Assignment:
Without leaving out a single line, copy the records exactly.

Provided records:
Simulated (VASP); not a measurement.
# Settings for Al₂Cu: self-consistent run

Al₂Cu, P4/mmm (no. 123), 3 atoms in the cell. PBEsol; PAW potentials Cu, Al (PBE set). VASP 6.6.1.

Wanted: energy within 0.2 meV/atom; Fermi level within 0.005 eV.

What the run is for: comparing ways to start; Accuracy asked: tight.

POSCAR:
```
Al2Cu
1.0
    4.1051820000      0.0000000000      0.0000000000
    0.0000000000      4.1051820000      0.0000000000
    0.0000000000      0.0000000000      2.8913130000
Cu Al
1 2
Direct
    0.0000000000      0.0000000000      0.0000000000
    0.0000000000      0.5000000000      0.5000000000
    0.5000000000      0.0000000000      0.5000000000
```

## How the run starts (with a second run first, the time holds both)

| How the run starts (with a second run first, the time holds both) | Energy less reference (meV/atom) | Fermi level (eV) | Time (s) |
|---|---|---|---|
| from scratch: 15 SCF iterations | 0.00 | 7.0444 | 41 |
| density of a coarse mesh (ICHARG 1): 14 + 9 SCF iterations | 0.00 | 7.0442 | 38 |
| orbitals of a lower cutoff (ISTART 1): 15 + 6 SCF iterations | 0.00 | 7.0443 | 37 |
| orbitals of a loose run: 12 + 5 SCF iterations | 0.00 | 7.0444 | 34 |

Task answer:
Simulated (VASP); not a measurement.
# Settings for Al₂Cu: self-consistent run

Al₂Cu, P4/mmm (no. 123), 3 atoms in the cell. PBEsol; PAW potentials Cu, Al (PBE set). VASP 6.6.1.

Wanted: energy within 0.2 meV/atom; Fermi level within 0.005 eV.

What the run is for: comparing ways to start; Accuracy asked: tight.

POSCAR:
```
Al2Cu
1.0
    4.1051820000      0.0000000000      0.0000000000
    0.0000000000      4.1051820000      0.0000000000
    0.0000000000      0.0000000000      2.8913130000
Cu Al
1 2
Direct
    0.0000000000      0.0000000000      0.0000000000
    0.0000000000      0.5000000000      0.5000000000
    0.5000000000      0.0000000000      0.5000000000
```

## How the run starts (with a second run first, the time holds both)

| How the run starts (with a second run first, the time holds both) | Energy less reference (meV/atom) | Fermi level (eV) | Time (s) |
|---|---|---|---|
| from scratch: 15 SCF iterations | 0.00 | 7.0444 | 41 |
| density of a coarse mesh (ICHARG 1): 14 + 9 SCF iterations | 0.00 | 7.0442 | 38 |
| orbitals of a lower cutoff (ISTART 1): 15 + 6 SCF iterations | 0.00 | 7.0443 | 37 |
| orbitals of a loose run: 12 + 5 SCF iterations | 0.00 | 7.0444 | 34 |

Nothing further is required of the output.